• _Work instruction_
Word for word, reproduce the data that follows.

*** Data listing ***

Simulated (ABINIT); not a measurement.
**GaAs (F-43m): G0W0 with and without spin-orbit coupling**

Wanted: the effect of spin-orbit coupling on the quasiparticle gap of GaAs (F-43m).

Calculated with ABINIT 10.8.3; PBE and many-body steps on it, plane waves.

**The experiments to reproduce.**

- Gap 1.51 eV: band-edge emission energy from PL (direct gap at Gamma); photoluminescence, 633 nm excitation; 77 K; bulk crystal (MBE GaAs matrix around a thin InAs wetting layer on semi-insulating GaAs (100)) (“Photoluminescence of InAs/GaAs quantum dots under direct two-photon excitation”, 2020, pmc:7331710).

*** End of Data listing ***

• _Reply_
Simulated (ABINIT); not a measurement.
**GaAs (F-43m): G0W0 with and without spin-orbit coupling**

Wanted: the effect of spin-orbit coupling on the quasiparticle gap of GaAs (F-43m).

Calculated with ABINIT 10.8.3; PBE and many-body steps on it, plane waves.

**The experiments to reproduce.**

- Gap 1.51 eV: band-edge emission energy from PL (direct gap at Gamma); photoluminescence, 633 nm excitation; 77 K; bulk crystal (MBE GaAs matrix around a thin InAs wetting layer on semi-insulating GaAs (100)) (“Photoluminescence of InAs/GaAs quantum dots under direct two-photon excitation”, 2020, pmc:7331710).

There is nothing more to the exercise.